++++++

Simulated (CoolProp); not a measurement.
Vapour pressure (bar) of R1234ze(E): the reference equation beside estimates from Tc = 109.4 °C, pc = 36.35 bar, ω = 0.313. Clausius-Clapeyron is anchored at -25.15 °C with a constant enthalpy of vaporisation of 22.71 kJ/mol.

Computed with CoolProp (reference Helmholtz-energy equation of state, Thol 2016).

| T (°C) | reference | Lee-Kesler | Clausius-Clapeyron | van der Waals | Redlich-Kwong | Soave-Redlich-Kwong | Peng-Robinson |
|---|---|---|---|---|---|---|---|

++++++

Work item: Give the entries again in full, exactly as they are written.

Answer box:
Simulated (CoolProp); not a measurement.
Vapour pressure (bar) of R1234ze(E): the reference equation beside estimates from Tc = 109.4 °C, pc = 36.35 bar, ω = 0.313. Clausius-Clapeyron is anchored at -25.15 °C with a constant enthalpy of vaporisation of 22.71 kJ/mol.

Computed with CoolProp (reference Helmholtz-energy equation of state, Thol 2016).

| T (°C) | reference | Lee-Kesler | Clausius-Clapeyron | van der Waals | Redlich-Kwong | Soave-Redlich-Kwong | Peng-Robinson |
|---|---|---|---|---|---|---|---|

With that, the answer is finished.